» **Dataset**:
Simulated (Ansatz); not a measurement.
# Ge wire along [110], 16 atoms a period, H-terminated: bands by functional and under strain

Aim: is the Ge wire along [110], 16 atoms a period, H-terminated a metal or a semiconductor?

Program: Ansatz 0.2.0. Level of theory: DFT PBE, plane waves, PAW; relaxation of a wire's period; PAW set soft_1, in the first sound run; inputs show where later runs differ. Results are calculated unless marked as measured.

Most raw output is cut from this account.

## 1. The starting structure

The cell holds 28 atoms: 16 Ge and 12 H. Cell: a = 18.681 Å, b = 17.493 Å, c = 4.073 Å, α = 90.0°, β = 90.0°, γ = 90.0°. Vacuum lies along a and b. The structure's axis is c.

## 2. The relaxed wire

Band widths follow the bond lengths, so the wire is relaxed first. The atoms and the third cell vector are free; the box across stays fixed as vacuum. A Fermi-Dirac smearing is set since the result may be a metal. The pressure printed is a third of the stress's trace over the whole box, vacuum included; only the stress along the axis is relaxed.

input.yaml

» **Assigned task**: The lines to copy run from the first line of the entries to the line containing "Aim: is the"; copy them exactly and output nothing else.

» **Problem solution**:
Simulated (Ansatz); not a measurement.
# Ge wire along [110], 16 atoms a period, H-terminated: bands by functional and under strain

Aim: is the Ge wire along [110], 16 atoms a period, H-terminated a metal or a semiconductor?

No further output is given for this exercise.